Please restate exactly what appears in the records below from the first line to the line where "Frames 7.5 fs" is, that line included.

** Opening DATA SECTION block **

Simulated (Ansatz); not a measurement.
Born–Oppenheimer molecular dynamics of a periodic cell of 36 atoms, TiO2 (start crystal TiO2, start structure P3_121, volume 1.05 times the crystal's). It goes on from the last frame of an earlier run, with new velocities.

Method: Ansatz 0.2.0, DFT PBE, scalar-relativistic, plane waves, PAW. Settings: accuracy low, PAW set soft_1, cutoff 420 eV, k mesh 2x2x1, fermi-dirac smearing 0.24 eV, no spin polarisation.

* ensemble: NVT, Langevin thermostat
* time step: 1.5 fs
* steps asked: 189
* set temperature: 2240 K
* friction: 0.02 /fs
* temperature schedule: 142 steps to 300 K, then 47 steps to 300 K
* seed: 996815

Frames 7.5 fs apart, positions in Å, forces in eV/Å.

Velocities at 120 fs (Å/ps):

** Closing DATA SECTION block **

- _WRITTEN REPLY_:
Simulated (Ansatz); not a measurement.
Born–Oppenheimer molecular dynamics of a periodic cell of 36 atoms, TiO2 (start crystal TiO2, start structure P3_121, volume 1.05 times the crystal's). It goes on from the last frame of an earlier run, with new velocities.

Method: Ansatz 0.2.0, DFT PBE, scalar-relativistic, plane waves, PAW. Settings: accuracy low, PAW set soft_1, cutoff 420 eV, k mesh 2x2x1, fermi-dirac smearing 0.24 eV, no spin polarisation.

* ensemble: NVT, Langevin thermostat
* time step: 1.5 fs
* steps asked: 189
* set temperature: 2240 K
* friction: 0.02 /fs
* temperature schedule: 142 steps to 300 K, then 47 steps to 300 K
* seed: 996815

Frames 7.5 fs apart, positions in Å, forces in eV/Å.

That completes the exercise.